### SUPPLIED INFORMATION ###
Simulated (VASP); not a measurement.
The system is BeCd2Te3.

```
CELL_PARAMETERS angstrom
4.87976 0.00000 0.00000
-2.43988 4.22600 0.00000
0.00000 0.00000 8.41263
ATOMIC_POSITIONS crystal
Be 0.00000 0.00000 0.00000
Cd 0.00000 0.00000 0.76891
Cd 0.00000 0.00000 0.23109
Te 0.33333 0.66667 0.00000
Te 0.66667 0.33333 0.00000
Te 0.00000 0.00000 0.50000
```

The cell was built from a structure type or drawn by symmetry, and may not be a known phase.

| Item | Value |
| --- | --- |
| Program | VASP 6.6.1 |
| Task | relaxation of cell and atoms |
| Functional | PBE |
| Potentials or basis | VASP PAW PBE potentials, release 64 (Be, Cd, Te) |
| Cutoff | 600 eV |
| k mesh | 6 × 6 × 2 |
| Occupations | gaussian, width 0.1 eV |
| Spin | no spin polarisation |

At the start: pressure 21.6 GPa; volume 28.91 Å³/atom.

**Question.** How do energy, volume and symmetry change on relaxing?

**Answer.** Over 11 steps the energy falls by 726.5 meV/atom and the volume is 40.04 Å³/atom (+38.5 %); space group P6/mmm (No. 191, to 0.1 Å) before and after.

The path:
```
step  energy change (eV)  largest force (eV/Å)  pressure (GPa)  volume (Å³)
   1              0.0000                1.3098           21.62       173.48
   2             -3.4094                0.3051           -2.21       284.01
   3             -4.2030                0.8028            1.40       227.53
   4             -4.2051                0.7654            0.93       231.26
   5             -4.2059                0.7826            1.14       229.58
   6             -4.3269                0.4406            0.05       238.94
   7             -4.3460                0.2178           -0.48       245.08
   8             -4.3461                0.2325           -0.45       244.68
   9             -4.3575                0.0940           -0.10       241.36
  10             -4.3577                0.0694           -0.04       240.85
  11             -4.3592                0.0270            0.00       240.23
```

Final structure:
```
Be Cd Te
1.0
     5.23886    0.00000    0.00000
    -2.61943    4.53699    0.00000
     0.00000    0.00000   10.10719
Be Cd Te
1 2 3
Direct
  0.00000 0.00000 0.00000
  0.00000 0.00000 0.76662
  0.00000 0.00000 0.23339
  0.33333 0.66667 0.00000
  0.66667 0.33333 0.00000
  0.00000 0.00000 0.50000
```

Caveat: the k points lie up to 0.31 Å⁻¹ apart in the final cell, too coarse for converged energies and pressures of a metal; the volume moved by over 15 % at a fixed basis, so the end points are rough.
###

* [TASK ITEM]:
Take the listing above and repeat exactly the lines from the one containing "spin polarisation |" through the one containing "before and after.", both included.

* [ANSWER BOX]:
| Spin | no spin polarisation |

At the start: pressure 21.6 GPa; volume 28.91 Å³/atom.

**Question.** How do energy, volume and symmetry change on relaxing?

**Answer.** Over 11 steps the energy falls by 726.5 meV/atom and the volume is 40.04 Å³/atom (+38.5 %); space group P6/mmm (No. 191, to 0.1 Å) before and after.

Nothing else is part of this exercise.